* _TASK ITEM_
Set down the listing below verbatim, but only from its first line through the line containing "Alike in both".

* _MATERIAL SUPPLIED_
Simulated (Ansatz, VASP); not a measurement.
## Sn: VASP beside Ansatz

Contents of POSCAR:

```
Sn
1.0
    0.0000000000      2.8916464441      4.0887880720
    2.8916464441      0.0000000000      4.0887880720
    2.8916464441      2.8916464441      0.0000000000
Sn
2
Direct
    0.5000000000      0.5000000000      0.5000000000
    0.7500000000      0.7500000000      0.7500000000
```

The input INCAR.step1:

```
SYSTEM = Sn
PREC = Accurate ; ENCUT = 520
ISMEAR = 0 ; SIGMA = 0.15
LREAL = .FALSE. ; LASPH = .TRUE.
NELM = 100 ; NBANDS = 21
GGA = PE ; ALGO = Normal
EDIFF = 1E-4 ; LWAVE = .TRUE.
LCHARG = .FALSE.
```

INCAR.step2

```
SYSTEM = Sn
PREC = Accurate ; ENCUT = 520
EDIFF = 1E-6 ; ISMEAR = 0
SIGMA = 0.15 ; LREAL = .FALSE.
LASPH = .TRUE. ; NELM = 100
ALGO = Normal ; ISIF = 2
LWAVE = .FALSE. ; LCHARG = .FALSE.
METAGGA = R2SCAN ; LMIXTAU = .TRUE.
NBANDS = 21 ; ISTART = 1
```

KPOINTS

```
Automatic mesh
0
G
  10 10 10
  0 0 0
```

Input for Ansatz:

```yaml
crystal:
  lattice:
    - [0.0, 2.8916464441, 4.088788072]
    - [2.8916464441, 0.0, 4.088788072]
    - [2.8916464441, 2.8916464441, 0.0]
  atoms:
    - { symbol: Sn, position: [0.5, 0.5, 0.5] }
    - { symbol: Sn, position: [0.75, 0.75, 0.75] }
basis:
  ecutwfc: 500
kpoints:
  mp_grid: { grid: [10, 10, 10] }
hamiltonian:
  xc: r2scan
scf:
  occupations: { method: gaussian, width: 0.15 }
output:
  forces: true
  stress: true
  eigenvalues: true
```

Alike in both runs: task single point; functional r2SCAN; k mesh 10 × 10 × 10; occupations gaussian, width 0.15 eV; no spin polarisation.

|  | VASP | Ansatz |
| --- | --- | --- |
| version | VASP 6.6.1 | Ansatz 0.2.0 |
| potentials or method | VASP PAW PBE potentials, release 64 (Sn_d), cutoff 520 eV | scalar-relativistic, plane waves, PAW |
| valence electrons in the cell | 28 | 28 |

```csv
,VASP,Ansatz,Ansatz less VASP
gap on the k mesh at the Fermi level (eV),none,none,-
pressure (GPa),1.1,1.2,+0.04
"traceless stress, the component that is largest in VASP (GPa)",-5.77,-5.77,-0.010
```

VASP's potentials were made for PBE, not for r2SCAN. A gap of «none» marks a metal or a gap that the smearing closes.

* _YOUR RESPONSE_
Simulated (Ansatz, VASP); not a measurement.
## Sn: VASP beside Ansatz

Contents of POSCAR:

```
Sn
1.0
    0.0000000000      2.8916464441      4.0887880720
    2.8916464441      0.0000000000      4.0887880720
    2.8916464441      2.8916464441      0.0000000000
Sn
2
Direct
    0.5000000000      0.5000000000      0.5000000000
    0.7500000000      0.7500000000      0.7500000000
```

The input INCAR.step1:

```
SYSTEM = Sn
PREC = Accurate ; ENCUT = 520
ISMEAR = 0 ; SIGMA = 0.15
LREAL = .FALSE. ; LASPH = .TRUE.
NELM = 100 ; NBANDS = 21
GGA = PE ; ALGO = Normal
EDIFF = 1E-4 ; LWAVE = .TRUE.
LCHARG = .FALSE.
```

INCAR.step2

```
SYSTEM = Sn
PREC = Accurate ; ENCUT = 520
EDIFF = 1E-6 ; ISMEAR = 0
SIGMA = 0.15 ; LREAL = .FALSE.
LASPH = .TRUE. ; NELM = 100
ALGO = Normal ; ISIF = 2
LWAVE = .FALSE. ; LCHARG = .FALSE.
METAGGA = R2SCAN ; LMIXTAU = .TRUE.
NBANDS = 21 ; ISTART = 1
```

KPOINTS

```
Automatic mesh
0
G
  10 10 10
  0 0 0
```

Input for Ansatz:

```yaml
crystal:
  lattice:
    - [0.0, 2.8916464441, 4.088788072]
    - [2.8916464441, 0.0, 4.088788072]
    - [2.8916464441, 2.8916464441, 0.0]
  atoms:
    - { symbol: Sn, position: [0.5, 0.5, 0.5] }
    - { symbol: Sn, position: [0.75, 0.75, 0.75] }
basis:
  ecutwfc: 500
kpoints:
  mp_grid: { grid: [10, 10, 10] }
hamiltonian:
  xc: r2scan
scf:
  occupations: { method: gaussian, width: 0.15 }
output:
  forces: true
  stress: true
  eigenvalues: true
```

Alike in both runs: task single point; functional r2SCAN; k mesh 10 × 10 × 10; occupations gaussian, width 0.15 eV; no spin polarisation.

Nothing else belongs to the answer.